▶ **Assignment**: Would you print all of the records below exactly, without skipping any?

▶ **Information**:
- Opening Delimiter -

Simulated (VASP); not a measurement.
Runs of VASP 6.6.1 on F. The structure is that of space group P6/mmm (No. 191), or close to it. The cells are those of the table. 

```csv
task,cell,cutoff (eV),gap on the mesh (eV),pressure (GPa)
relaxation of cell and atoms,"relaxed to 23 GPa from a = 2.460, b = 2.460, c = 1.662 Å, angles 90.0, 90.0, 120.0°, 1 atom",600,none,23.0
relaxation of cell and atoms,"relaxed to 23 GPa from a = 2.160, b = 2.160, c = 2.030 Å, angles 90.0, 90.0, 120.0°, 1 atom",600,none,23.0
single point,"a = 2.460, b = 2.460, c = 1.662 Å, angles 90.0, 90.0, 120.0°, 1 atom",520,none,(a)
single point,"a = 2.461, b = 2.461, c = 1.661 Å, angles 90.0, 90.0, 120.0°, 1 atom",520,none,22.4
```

- Closing Delimiter -

▶ **Response**:
Simulated (VASP); not a measurement.
Runs of VASP 6.6.1 on F. The structure is that of space group P6/mmm (No. 191), or close to it. The cells are those of the table. 

```csv
task,cell,cutoff (eV),gap on the mesh (eV),pressure (GPa)
relaxation of cell and atoms,"relaxed to 23 GPa from a = 2.460, b = 2.460, c = 1.662 Å, angles 90.0, 90.0, 120.0°, 1 atom",600,none,23.0
relaxation of cell and atoms,"relaxed to 23 GPa from a = 2.160, b = 2.160, c = 2.030 Å, angles 90.0, 90.0, 120.0°, 1 atom",600,none,23.0
single point,"a = 2.460, b = 2.460, c = 1.662 Å, angles 90.0, 90.0, 120.0°, 1 atom",520,none,(a)
single point,"a = 2.461, b = 2.461, c = 1.661 Å, angles 90.0, 90.0, 120.0°, 1 atom",520,none,22.4
```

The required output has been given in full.